*Work instruction*
Output the records that follow, keeping every line exactly as it is.

*Record extracts*
---*---
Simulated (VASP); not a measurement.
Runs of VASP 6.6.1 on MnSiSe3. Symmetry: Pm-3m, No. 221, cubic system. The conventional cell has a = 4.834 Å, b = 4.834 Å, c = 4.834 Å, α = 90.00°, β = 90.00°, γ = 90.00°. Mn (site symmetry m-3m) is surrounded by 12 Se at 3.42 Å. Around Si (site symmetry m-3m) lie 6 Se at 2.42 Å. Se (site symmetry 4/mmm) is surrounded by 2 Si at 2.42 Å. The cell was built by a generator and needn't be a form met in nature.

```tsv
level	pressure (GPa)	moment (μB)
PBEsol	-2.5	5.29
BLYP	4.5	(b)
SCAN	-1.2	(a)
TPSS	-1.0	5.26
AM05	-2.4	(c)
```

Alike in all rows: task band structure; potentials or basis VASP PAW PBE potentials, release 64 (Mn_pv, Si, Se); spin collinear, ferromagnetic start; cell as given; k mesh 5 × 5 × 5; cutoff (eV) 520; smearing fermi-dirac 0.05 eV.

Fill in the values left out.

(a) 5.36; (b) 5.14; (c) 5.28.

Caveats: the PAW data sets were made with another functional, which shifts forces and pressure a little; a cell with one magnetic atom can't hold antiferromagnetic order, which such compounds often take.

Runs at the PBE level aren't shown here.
---*---

*Your solution*
Simulated (VASP); not a measurement.
Runs of VASP 6.6.1 on MnSiSe3. Symmetry: Pm-3m, No. 221, cubic system. The conventional cell has a = 4.834 Å, b = 4.834 Å, c = 4.834 Å, α = 90.00°, β = 90.00°, γ = 90.00°. Mn (site symmetry m-3m) is surrounded by 12 Se at 3.42 Å. Around Si (site symmetry m-3m) lie 6 Se at 2.42 Å. Se (site symmetry 4/mmm) is surrounded by 2 Si at 2.42 Å. The cell was built by a generator and needn't be a form met in nature.

```tsv
level	pressure (GPa)	moment (μB)
PBEsol	-2.5	5.29
BLYP	4.5	(b)
SCAN	-1.2	(a)
TPSS	-1.0	5.26
AM05	-2.4	(c)
```

Alike in all rows: task band structure; potentials or basis VASP PAW PBE potentials, release 64 (Mn_pv, Si, Se); spin collinear, ferromagnetic start; cell as given; k mesh 5 × 5 × 5; cutoff (eV) 520; smearing fermi-dirac 0.05 eV.

Fill in the values left out.

(a) 5.36; (b) 5.14; (c) 5.28.

Caveats: the PAW data sets were made with another functional, which shifts forces and pressure a little; a cell with one magnetic atom can't hold antiferromagnetic order, which such compounds often take.

Runs at the PBE level aren't shown here.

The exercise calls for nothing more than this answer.